Records supplied:
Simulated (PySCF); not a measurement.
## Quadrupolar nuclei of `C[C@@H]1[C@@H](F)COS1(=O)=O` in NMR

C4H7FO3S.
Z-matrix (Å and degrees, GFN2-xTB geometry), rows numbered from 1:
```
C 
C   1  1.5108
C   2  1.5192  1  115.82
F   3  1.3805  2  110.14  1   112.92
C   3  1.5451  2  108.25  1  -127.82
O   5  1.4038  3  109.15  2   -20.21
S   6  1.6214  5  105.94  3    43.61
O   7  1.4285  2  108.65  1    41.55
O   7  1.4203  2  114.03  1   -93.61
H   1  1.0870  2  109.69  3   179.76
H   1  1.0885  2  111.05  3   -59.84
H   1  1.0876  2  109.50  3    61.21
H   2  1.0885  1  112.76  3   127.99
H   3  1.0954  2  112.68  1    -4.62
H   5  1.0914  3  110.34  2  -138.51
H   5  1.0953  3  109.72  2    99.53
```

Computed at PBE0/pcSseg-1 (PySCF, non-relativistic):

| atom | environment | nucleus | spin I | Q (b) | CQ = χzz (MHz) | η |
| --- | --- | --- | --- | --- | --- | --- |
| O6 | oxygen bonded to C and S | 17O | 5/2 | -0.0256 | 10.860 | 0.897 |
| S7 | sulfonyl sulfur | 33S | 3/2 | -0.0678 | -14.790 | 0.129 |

Requirement: All the records above are to be reproduced exactly.

Written solution:
Simulated (PySCF); not a measurement.
## Quadrupolar nuclei of `C[C@@H]1[C@@H](F)COS1(=O)=O` in NMR

C4H7FO3S.
Z-matrix (Å and degrees, GFN2-xTB geometry), rows numbered from 1:
```
C 
C   1  1.5108
C   2  1.5192  1  115.82
F   3  1.3805  2  110.14  1   112.92
C   3  1.5451  2  108.25  1  -127.82
O   5  1.4038  3  109.15  2   -20.21
S   6  1.6214  5  105.94  3    43.61
O   7  1.4285  2  108.65  1    41.55
O   7  1.4203  2  114.03  1   -93.61
H   1  1.0870  2  109.69  3   179.76
H   1  1.0885  2  111.05  3   -59.84
H   1  1.0876  2  109.50  3    61.21
H   2  1.0885  1  112.76  3   127.99
H   3  1.0954  2  112.68  1    -4.62
H   5  1.0914  3  110.34  2  -138.51
H   5  1.0953  3  109.72  2    99.53
```

Computed at PBE0/pcSseg-1 (PySCF, non-relativistic):

| atom | environment | nucleus | spin I | Q (b) | CQ = χzz (MHz) | η |
| --- | --- | --- | --- | --- | --- | --- |
| O6 | oxygen bonded to C and S | 17O | 5/2 | -0.0256 | 10.860 | 0.897 |
| S7 | sulfonyl sulfur | 33S | 3/2 | -0.0678 | -14.790 | 0.129 |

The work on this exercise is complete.